*WORK REQUEST*: Write all of the entries out again exactly.

*LISTED RECORDS*:
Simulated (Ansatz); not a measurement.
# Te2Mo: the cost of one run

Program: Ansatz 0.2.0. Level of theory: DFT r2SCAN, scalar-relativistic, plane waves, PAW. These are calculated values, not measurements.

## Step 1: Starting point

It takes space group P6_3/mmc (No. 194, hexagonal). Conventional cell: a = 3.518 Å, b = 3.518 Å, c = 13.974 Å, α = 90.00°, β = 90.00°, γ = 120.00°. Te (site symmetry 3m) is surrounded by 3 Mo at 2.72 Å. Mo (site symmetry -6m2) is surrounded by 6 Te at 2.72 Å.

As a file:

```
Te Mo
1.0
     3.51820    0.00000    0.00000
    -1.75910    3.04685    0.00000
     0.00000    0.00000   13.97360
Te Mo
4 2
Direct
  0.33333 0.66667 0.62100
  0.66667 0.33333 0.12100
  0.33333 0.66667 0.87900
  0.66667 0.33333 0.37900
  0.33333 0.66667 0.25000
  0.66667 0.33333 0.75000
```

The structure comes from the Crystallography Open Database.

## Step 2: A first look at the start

*EXERCISE RESULT*:
Simulated (Ansatz); not a measurement.
# Te2Mo: the cost of one run

Program: Ansatz 0.2.0. Level of theory: DFT r2SCAN, scalar-relativistic, plane waves, PAW. These are calculated values, not measurements.

## Step 1: Starting point

It takes space group P6_3/mmc (No. 194, hexagonal). Conventional cell: a = 3.518 Å, b = 3.518 Å, c = 13.974 Å, α = 90.00°, β = 90.00°, γ = 120.00°. Te (site symmetry 3m) is surrounded by 3 Mo at 2.72 Å. Mo (site symmetry -6m2) is surrounded by 6 Te at 2.72 Å.

As a file:

```
Te Mo
1.0
     3.51820    0.00000    0.00000
    -1.75910    3.04685    0.00000
     0.00000    0.00000   13.97360
Te Mo
4 2
Direct
  0.33333 0.66667 0.62100
  0.66667 0.33333 0.12100
  0.33333 0.66667 0.87900
  0.66667 0.33333 0.37900
  0.33333 0.66667 0.25000
  0.66667 0.33333 0.75000
```

The structure comes from the Crystallography Open Database.

## Step 2: A first look at the start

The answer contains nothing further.